**TASK ITEM**: Only one stretch of the data below should be repeated: the lines from the line containing "Basis-set extrapolation for" through the line containing "Q: What is the", inclusive, exactly as they are.

**RECORDED INFORMATION**:
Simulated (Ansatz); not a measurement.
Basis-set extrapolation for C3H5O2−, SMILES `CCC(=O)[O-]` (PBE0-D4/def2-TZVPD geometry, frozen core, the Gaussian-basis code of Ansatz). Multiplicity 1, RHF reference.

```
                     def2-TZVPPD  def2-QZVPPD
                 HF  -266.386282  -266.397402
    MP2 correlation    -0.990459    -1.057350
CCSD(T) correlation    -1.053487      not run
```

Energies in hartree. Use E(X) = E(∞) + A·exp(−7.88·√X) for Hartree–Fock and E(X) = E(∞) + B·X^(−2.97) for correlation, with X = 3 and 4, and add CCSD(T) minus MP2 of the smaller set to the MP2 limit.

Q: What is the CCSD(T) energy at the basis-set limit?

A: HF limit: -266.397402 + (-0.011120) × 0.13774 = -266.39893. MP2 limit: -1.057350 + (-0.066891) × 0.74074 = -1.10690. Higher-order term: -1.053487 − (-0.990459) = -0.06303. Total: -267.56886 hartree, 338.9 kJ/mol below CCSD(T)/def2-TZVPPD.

**RESPONSE AREA**:
Basis-set extrapolation for C3H5O2−, SMILES `CCC(=O)[O-]` (PBE0-D4/def2-TZVPD geometry, frozen core, the Gaussian-basis code of Ansatz). Multiplicity 1, RHF reference.

```
                     def2-TZVPPD  def2-QZVPPD
                 HF  -266.386282  -266.397402
    MP2 correlation    -0.990459    -1.057350
CCSD(T) correlation    -1.053487      not run
```

Energies in hartree. Use E(X) = E(∞) + A·exp(−7.88·√X) for Hartree–Fock and E(X) = E(∞) + B·X^(−2.97) for correlation, with X = 3 and 4, and add CCSD(T) minus MP2 of the smaller set to the MP2 limit.

Q: What is the CCSD(T) energy at the basis-set limit?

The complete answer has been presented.